*** Opening Supplied data ***

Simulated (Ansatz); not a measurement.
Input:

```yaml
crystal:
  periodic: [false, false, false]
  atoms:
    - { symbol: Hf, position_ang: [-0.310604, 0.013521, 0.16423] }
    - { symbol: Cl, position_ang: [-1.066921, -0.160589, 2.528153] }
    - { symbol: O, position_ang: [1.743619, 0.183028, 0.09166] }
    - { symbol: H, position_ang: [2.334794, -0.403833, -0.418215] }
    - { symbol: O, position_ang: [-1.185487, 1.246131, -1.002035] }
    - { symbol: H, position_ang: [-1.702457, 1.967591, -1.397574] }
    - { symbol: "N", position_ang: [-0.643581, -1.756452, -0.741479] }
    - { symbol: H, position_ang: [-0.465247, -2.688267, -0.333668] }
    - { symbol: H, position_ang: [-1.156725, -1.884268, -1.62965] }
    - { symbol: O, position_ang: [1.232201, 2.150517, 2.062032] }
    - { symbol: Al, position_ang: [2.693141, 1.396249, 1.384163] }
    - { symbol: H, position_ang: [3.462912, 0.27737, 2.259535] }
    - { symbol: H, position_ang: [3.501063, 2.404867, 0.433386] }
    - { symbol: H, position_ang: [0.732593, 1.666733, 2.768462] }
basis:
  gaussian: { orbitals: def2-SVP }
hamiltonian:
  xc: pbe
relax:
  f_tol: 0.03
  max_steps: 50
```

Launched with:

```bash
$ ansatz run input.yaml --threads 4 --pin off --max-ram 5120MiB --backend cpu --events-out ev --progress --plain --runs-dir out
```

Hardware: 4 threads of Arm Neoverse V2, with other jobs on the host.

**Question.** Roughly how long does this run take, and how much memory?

*** Closing Supplied data ***

Assignment => Please return exactly the lines from the opening line of the data above through the line with "Hardware: 4 threads", both included and nothing else.

Your solution =>
Simulated (Ansatz); not a measurement.
Input:

```yaml
crystal:
  periodic: [false, false, false]
  atoms:
    - { symbol: Hf, position_ang: [-0.310604, 0.013521, 0.16423] }
    - { symbol: Cl, position_ang: [-1.066921, -0.160589, 2.528153] }
    - { symbol: O, position_ang: [1.743619, 0.183028, 0.09166] }
    - { symbol: H, position_ang: [2.334794, -0.403833, -0.418215] }
    - { symbol: O, position_ang: [-1.185487, 1.246131, -1.002035] }
    - { symbol: H, position_ang: [-1.702457, 1.967591, -1.397574] }
    - { symbol: "N", position_ang: [-0.643581, -1.756452, -0.741479] }
    - { symbol: H, position_ang: [-0.465247, -2.688267, -0.333668] }
    - { symbol: H, position_ang: [-1.156725, -1.884268, -1.62965] }
    - { symbol: O, position_ang: [1.232201, 2.150517, 2.062032] }
    - { symbol: Al, position_ang: [2.693141, 1.396249, 1.384163] }
    - { symbol: H, position_ang: [3.462912, 0.27737, 2.259535] }
    - { symbol: H, position_ang: [3.501063, 2.404867, 0.433386] }
    - { symbol: H, position_ang: [0.732593, 1.666733, 2.768462] }
basis:
  gaussian: { orbitals: def2-SVP }
hamiltonian:
  xc: pbe
relax:
  f_tol: 0.03
  max_steps: 50
```

Launched with:

```bash
$ ansatz run input.yaml --threads 4 --pin off --max-ram 5120MiB --backend cpu --events-out ev --progress --plain --runs-dir out
```

Hardware: 4 threads of Arm Neoverse V2, with other jobs on the host.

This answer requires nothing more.